• Stored data

___

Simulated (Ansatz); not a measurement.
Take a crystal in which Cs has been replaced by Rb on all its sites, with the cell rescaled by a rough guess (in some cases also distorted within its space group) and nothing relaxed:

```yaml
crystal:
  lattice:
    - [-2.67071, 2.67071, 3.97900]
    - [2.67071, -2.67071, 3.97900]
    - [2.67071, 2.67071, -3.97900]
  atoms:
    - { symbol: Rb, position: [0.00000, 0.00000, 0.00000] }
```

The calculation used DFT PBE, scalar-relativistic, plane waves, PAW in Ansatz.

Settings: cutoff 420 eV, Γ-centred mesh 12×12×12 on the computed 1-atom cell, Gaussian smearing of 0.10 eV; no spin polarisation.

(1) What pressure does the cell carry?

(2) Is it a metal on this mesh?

___

• Assignment
An exact copy of every record is needed, so retype them all.

• Exercise result
Simulated (Ansatz); not a measurement.
Take a crystal in which Cs has been replaced by Rb on all its sites, with the cell rescaled by a rough guess (in some cases also distorted within its space group) and nothing relaxed:

```yaml
crystal:
  lattice:
    - [-2.67071, 2.67071, 3.97900]
    - [2.67071, -2.67071, 3.97900]
    - [2.67071, 2.67071, -3.97900]
  atoms:
    - { symbol: Rb, position: [0.00000, 0.00000, 0.00000] }
```

The calculation used DFT PBE, scalar-relativistic, plane waves, PAW in Ansatz.

Settings: cutoff 420 eV, Γ-centred mesh 12×12×12 on the computed 1-atom cell, Gaussian smearing of 0.10 eV; no spin polarisation.

(1) What pressure does the cell carry?

(2) Is it a metal on this mesh?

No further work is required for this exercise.